Requirement:
Set all the entries down once more, with nothing altered.

Supplied entries:
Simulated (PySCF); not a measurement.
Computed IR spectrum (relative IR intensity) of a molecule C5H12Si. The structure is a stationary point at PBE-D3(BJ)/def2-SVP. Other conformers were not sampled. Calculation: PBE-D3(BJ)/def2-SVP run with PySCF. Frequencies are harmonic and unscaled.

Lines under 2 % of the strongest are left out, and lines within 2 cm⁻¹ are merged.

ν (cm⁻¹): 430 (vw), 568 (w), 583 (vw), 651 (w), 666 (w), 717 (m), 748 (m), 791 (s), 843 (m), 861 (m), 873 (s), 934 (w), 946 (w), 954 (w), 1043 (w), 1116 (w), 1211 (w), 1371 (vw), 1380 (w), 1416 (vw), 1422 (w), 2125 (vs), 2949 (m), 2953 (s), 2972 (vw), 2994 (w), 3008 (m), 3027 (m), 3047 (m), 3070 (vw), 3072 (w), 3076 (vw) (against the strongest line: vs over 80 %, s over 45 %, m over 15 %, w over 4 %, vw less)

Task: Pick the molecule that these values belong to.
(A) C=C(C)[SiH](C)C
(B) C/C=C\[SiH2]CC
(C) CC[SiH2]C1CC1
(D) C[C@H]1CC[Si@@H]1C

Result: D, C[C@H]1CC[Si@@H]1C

Response:
Simulated (PySCF); not a measurement.
Computed IR spectrum (relative IR intensity) of a molecule C5H12Si. The structure is a stationary point at PBE-D3(BJ)/def2-SVP. Other conformers were not sampled. Calculation: PBE-D3(BJ)/def2-SVP run with PySCF. Frequencies are harmonic and unscaled.

Lines under 2 % of the strongest are left out, and lines within 2 cm⁻¹ are merged.

ν (cm⁻¹): 430 (vw), 568 (w), 583 (vw), 651 (w), 666 (w), 717 (m), 748 (m), 791 (s), 843 (m), 861 (m), 873 (s), 934 (w), 946 (w), 954 (w), 1043 (w), 1116 (w), 1211 (w), 1371 (vw), 1380 (w), 1416 (vw), 1422 (w), 2125 (vs), 2949 (m), 2953 (s), 2972 (vw), 2994 (w), 3008 (m), 3027 (m), 3047 (m), 3070 (vw), 3072 (w), 3076 (vw) (against the strongest line: vs over 80 %, s over 45 %, m over 15 %, w over 4 %, vw less)

Task: Pick the molecule that these values belong to.
(A) C=C(C)[SiH](C)C
(B) C/C=C\[SiH2]CC
(C) CC[SiH2]C1CC1
(D) C[C@H]1CC[Si@@H]1C

Result: D, C[C@H]1CC[Si@@H]1C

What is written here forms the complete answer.